§ WORK REQUEST: Transcribe each entry so that it matches the original exactly.

──────
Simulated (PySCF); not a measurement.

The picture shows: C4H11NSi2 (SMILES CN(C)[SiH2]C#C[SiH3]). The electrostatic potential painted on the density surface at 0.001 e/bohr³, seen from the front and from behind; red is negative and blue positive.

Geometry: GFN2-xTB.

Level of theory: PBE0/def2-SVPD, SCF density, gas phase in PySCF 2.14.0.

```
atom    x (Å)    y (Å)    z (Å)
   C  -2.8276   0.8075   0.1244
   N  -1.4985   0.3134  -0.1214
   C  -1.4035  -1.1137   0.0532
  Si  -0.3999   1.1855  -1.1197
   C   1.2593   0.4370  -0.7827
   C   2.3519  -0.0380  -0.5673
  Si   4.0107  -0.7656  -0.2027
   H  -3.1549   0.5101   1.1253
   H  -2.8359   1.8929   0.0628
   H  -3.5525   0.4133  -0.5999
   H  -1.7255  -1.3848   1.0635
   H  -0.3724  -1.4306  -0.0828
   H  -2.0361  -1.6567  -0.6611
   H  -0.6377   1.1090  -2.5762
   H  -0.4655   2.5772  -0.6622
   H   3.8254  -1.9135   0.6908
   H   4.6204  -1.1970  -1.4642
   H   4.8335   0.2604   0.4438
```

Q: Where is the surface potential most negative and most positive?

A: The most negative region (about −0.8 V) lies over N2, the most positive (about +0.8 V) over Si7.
──────

§ TASK SOLUTION:
Simulated (PySCF); not a measurement.

The picture shows: C4H11NSi2 (SMILES CN(C)[SiH2]C#C[SiH3]). The electrostatic potential painted on the density surface at 0.001 e/bohr³, seen from the front and from behind; red is negative and blue positive.

Geometry: GFN2-xTB.

Level of theory: PBE0/def2-SVPD, SCF density, gas phase in PySCF 2.14.0.

```
atom    x (Å)    y (Å)    z (Å)
   C  -2.8276   0.8075   0.1244
   N  -1.4985   0.3134  -0.1214
   C  -1.4035  -1.1137   0.0532
  Si  -0.3999   1.1855  -1.1197
   C   1.2593   0.4370  -0.7827
   C   2.3519  -0.0380  -0.5673
  Si   4.0107  -0.7656  -0.2027
   H  -3.1549   0.5101   1.1253
   H  -2.8359   1.8929   0.0628
   H  -3.5525   0.4133  -0.5999
   H  -1.7255  -1.3848   1.0635
   H  -0.3724  -1.4306  -0.0828
   H  -2.0361  -1.6567  -0.6611
   H  -0.6377   1.1090  -2.5762
   H  -0.4655   2.5772  -0.6622
   H   3.8254  -1.9135   0.6908
   H   4.6204  -1.1970  -1.4642
   H   4.8335   0.2604   0.4438
```

Q: Where is the surface potential most negative and most positive?

A: The most negative region (about −0.8 V) lies over N2, the most positive (about +0.8 V) over Si7.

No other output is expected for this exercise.